Segment Open

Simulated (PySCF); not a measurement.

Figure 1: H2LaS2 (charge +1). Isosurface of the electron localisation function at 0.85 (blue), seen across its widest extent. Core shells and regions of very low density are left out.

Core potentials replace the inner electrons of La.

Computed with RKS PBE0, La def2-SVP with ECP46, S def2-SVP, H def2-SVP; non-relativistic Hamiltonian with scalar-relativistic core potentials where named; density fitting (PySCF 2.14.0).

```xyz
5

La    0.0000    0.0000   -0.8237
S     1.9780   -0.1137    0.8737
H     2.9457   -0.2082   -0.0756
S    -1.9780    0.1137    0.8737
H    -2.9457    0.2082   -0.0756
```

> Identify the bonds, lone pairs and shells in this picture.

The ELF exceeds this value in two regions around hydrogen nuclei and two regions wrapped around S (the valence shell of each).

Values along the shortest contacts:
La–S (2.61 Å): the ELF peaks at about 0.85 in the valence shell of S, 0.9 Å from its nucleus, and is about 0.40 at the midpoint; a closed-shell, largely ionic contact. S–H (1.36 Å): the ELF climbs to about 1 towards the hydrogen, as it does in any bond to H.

Segment Closed

• Work request
Print the lines above, unchanged, from the start of the records to the line with "Values along the", including that final line.

• Answer box
Simulated (PySCF); not a measurement.

Figure 1: H2LaS2 (charge +1). Isosurface of the electron localisation function at 0.85 (blue), seen across its widest extent. Core shells and regions of very low density are left out.

Core potentials replace the inner electrons of La.

Computed with RKS PBE0, La def2-SVP with ECP46, S def2-SVP, H def2-SVP; non-relativistic Hamiltonian with scalar-relativistic core potentials where named; density fitting (PySCF 2.14.0).

```xyz
5

La    0.0000    0.0000   -0.8237
S     1.9780   -0.1137    0.8737
H     2.9457   -0.2082   -0.0756
S    -1.9780    0.1137    0.8737
H    -2.9457    0.2082   -0.0756
```

> Identify the bonds, lone pairs and shells in this picture.

The ELF exceeds this value in two regions around hydrogen nuclei and two regions wrapped around S (the valence shell of each).

Values along the shortest contacts:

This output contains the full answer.